• _WORK ORDER_: Every entry below must be transcribed exactly, with no line missing.

[STORED DATA Boundary: Start]

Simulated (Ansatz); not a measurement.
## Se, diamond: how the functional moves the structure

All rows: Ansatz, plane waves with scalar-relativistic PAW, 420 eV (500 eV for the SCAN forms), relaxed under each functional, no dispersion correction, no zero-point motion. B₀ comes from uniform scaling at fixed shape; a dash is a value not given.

[STORED DATA Boundary: End]

• _ANSWER SECTION_:
Simulated (Ansatz); not a measurement.
## Se, diamond: how the functional moves the structure

All rows: Ansatz, plane waves with scalar-relativistic PAW, 420 eV (500 eV for the SCAN forms), relaxed under each functional, no dispersion correction, no zero-point motion. B₀ comes from uniform scaling at fixed shape; a dash is a value not given.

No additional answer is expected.